<<<<

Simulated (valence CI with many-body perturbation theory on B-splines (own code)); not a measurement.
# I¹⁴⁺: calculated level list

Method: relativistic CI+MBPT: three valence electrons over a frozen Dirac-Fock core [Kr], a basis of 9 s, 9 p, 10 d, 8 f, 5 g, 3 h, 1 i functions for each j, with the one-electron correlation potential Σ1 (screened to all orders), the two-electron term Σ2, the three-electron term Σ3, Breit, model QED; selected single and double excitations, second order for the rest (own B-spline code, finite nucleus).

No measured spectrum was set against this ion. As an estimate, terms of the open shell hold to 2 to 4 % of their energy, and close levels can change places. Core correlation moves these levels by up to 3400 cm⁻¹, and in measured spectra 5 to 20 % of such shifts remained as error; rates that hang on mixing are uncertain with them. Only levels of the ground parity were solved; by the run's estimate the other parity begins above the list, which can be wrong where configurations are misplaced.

>>>>

The records above are to be transcribed exactly and completely.

Simulated (valence CI with many-body perturbation theory on B-splines (own code)); not a measurement.
# I¹⁴⁺: calculated level list

Method: relativistic CI+MBPT: three valence electrons over a frozen Dirac-Fock core [Kr], a basis of 9 s, 9 p, 10 d, 8 f, 5 g, 3 h, 1 i functions for each j, with the one-electron correlation potential Σ1 (screened to all orders), the two-electron term Σ2, the three-electron term Σ3, Breit, model QED; selected single and double excitations, second order for the rest (own B-spline code, finite nucleus).

No measured spectrum was set against this ion. As an estimate, terms of the open shell hold to 2 to 4 % of their energy, and close levels can change places. Core correlation moves these levels by up to 3400 cm⁻¹, and in measured spectra 5 to 20 % of such shifts remained as error; rates that hang on mixing are uncertain with them. Only levels of the ground parity were solved; by the run's estimate the other parity begins above the list, which can be wrong where configurations are misplaced.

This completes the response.